DATA FOR REVIEW:
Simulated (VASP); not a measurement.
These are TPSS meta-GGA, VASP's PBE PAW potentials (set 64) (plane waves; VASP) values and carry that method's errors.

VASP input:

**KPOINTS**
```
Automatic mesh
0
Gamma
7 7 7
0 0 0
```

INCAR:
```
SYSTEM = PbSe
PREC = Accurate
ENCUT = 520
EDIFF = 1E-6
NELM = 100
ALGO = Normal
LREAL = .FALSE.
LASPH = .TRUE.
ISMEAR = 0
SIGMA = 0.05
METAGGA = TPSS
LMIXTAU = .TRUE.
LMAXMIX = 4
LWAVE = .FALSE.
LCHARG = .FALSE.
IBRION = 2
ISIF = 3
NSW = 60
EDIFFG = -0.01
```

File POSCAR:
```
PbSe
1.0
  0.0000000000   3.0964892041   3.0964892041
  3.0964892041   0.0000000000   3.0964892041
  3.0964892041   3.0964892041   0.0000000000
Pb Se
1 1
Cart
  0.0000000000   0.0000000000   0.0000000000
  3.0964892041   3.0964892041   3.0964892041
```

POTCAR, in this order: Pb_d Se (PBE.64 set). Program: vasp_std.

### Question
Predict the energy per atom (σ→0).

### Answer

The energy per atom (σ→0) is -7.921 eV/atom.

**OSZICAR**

WORK INSTRUCTION: Could you output each line above exactly as it was given?

TASK SOLUTION:
Simulated (VASP); not a measurement.
These are TPSS meta-GGA, VASP's PBE PAW potentials (set 64) (plane waves; VASP) values and carry that method's errors.

VASP input:

**KPOINTS**
```
Automatic mesh
0
Gamma
7 7 7
0 0 0
```

INCAR:
```
SYSTEM = PbSe
PREC = Accurate
ENCUT = 520
EDIFF = 1E-6
NELM = 100
ALGO = Normal
LREAL = .FALSE.
LASPH = .TRUE.
ISMEAR = 0
SIGMA = 0.05
METAGGA = TPSS
LMIXTAU = .TRUE.
LMAXMIX = 4
LWAVE = .FALSE.
LCHARG = .FALSE.
IBRION = 2
ISIF = 3
NSW = 60
EDIFFG = -0.01
```

File POSCAR:
```
PbSe
1.0
  0.0000000000   3.0964892041   3.0964892041
  3.0964892041   0.0000000000   3.0964892041
  3.0964892041   3.0964892041   0.0000000000
Pb Se
1 1
Cart
  0.0000000000   0.0000000000   0.0000000000
  3.0964892041   3.0964892041   3.0964892041
```

POTCAR, in this order: Pb_d Se (PBE.64 set). Program: vasp_std.

### Question
Predict the energy per atom (σ→0).

### Answer

The energy per atom (σ→0) is -7.921 eV/atom.

**OSZICAR**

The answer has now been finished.